━━━ Extracted entries
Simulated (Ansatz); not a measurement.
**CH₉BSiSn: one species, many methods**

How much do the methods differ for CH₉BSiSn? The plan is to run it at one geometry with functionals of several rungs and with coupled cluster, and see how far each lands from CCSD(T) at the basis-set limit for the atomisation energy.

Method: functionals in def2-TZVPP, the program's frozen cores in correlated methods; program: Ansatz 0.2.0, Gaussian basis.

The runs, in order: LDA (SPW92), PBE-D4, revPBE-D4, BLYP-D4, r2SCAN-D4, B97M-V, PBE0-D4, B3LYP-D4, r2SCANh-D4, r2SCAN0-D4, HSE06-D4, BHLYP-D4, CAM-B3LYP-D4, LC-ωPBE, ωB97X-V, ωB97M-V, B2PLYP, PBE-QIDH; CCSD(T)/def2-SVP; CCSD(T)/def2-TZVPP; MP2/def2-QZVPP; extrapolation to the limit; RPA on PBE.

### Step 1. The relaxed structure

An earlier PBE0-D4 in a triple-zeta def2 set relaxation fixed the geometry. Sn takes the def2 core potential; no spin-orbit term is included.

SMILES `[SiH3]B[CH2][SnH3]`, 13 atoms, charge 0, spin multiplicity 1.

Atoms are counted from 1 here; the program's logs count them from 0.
━━━━━━

Exercise
Restate the data verbatim through the "Method: functionals in" line.

Solution
Simulated (Ansatz); not a measurement.
**CH₉BSiSn: one species, many methods**

How much do the methods differ for CH₉BSiSn? The plan is to run it at one geometry with functionals of several rungs and with coupled cluster, and see how far each lands from CCSD(T) at the basis-set limit for the atomisation energy.

Method: functionals in def2-TZVPP, the program's frozen cores in correlated methods; program: Ansatz 0.2.0, Gaussian basis.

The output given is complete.